+===+

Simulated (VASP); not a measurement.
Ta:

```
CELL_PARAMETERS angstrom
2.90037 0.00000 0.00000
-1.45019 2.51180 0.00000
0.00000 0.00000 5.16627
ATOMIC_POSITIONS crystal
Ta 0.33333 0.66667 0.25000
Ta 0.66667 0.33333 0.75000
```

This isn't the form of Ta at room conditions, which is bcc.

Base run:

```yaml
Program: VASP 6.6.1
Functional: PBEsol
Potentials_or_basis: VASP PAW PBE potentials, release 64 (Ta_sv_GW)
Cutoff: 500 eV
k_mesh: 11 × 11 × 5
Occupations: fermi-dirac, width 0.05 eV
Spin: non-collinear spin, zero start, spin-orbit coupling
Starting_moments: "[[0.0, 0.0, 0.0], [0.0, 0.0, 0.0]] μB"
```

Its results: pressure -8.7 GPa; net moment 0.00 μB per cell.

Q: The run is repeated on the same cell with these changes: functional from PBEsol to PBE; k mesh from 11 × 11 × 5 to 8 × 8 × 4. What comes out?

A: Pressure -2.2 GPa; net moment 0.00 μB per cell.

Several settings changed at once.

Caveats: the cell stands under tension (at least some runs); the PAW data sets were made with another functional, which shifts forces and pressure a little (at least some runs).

+===+

One stretch of the lines above is wanted, from the line that contains "Q: The run is" through the line that contains "Several settings changed at once.". Output it exactly.

- [EXERCISE SOLUTION]:
Q: The run is repeated on the same cell with these changes: functional from PBEsol to PBE; k mesh from 11 × 11 × 5 to 8 × 8 × 4. What comes out?

A: Pressure -2.2 GPa; net moment 0.00 μB per cell.

Several settings changed at once.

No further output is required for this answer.